RECORDS PROVIDED =
══════

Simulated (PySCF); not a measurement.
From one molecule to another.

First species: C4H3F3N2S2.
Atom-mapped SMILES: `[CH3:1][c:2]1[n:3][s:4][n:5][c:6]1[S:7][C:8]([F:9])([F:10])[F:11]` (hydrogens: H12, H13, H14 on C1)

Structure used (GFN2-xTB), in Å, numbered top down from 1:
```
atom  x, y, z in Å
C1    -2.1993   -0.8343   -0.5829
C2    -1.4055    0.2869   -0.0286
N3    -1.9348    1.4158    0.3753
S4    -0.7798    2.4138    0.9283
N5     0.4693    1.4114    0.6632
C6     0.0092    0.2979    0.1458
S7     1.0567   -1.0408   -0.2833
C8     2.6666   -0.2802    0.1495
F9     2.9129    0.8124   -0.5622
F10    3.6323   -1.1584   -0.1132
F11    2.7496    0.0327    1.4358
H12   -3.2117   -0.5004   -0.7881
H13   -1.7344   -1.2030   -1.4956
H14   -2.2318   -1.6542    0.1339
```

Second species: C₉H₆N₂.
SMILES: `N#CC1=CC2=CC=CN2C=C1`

══════

ASSIGNED TASK =
Retype, exactly and in full, the listing from its first line to the one holding "H13, H14 on C1)", both included.

YOUR SOLUTION =
Simulated (PySCF); not a measurement.
From one molecule to another.

First species: C4H3F3N2S2.
Atom-mapped SMILES: `[CH3:1][c:2]1[n:3][s:4][n:5][c:6]1[S:7][C:8]([F:9])([F:10])[F:11]` (hydrogens: H12, H13, H14 on C1)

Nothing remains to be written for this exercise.